* * * * * * * * *

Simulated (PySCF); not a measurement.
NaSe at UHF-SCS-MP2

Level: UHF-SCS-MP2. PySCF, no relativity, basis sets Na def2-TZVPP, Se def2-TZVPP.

* * * * * * * * *

WORK ITEM
Repeat the data precisely, reproducing every entry.

WRITTEN ANSWER
Simulated (PySCF); not a measurement.
NaSe at UHF-SCS-MP2

Level: UHF-SCS-MP2. PySCF, no relativity, basis sets Na def2-TZVPP, Se def2-TZVPP.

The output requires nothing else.